▶ EXTRACTED DATA
=== Begin Enclosure ===

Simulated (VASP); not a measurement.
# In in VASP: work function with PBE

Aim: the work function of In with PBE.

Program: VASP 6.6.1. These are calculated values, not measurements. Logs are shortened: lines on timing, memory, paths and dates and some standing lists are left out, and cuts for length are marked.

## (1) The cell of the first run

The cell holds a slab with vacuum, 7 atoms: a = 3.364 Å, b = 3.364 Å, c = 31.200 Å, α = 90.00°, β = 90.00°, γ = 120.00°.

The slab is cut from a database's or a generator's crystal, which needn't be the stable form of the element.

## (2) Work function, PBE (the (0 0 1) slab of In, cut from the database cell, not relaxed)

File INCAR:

=== End Enclosure ===

▶ WORK ORDER
Copy out each line of the data above, exactly, if it lies between the line holding "The cell holds" and the line holding "## (2) Work", inclusive; copy no other line.

▶ RESPONSE AREA
The cell holds a slab with vacuum, 7 atoms: a = 3.364 Å, b = 3.364 Å, c = 31.200 Å, α = 90.00°, β = 90.00°, γ = 120.00°.

The slab is cut from a database's or a generator's crystal, which needn't be the stable form of the element.

## (2) Work function, PBE (the (0 0 1) slab of In, cut from the database cell, not relaxed)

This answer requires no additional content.